TASK ITEM – Repeat the entries exactly. Leave nothing out.

▼

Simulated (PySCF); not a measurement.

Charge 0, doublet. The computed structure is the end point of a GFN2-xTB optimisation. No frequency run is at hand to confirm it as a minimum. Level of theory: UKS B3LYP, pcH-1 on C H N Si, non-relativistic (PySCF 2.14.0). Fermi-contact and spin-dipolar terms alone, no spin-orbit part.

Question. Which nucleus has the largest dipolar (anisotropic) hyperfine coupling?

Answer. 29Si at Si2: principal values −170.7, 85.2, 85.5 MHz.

▲

TASK ANSWER –
Simulated (PySCF); not a measurement.

Charge 0, doublet. The computed structure is the end point of a GFN2-xTB optimisation. No frequency run is at hand to confirm it as a minimum. Level of theory: UKS B3LYP, pcH-1 on C H N Si, non-relativistic (PySCF 2.14.0). Fermi-contact and spin-dipolar terms alone, no spin-orbit part.

Question. Which nucleus has the largest dipolar (anisotropic) hyperfine coupling?

Answer. 29Si at Si2: principal values −170.7, 85.2, 85.5 MHz.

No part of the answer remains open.